-*-
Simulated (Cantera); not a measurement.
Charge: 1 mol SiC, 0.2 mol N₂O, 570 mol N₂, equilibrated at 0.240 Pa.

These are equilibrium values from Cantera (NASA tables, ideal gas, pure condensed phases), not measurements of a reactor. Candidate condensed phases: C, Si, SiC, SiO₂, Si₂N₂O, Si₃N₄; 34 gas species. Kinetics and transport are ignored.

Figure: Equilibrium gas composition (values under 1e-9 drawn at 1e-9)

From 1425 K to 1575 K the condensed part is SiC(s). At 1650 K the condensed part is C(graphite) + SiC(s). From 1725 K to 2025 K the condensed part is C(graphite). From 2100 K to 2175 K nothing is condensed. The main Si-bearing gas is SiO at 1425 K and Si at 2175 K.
-*-

Task item - Please transcribe the entire listing exactly as given.

Task result -
Simulated (Cantera); not a measurement.
Charge: 1 mol SiC, 0.2 mol N₂O, 570 mol N₂, equilibrated at 0.240 Pa.

These are equilibrium values from Cantera (NASA tables, ideal gas, pure condensed phases), not measurements of a reactor. Candidate condensed phases: C, Si, SiC, SiO₂, Si₂N₂O, Si₃N₄; 34 gas species. Kinetics and transport are ignored.

Figure: Equilibrium gas composition (values under 1e-9 drawn at 1e-9)

From 1425 K to 1575 K the condensed part is SiC(s). At 1650 K the condensed part is C(graphite) + SiC(s). From 1725 K to 2025 K the condensed part is C(graphite). From 2100 K to 2175 K nothing is condensed. The main Si-bearing gas is SiO at 1425 K and Si at 2175 K.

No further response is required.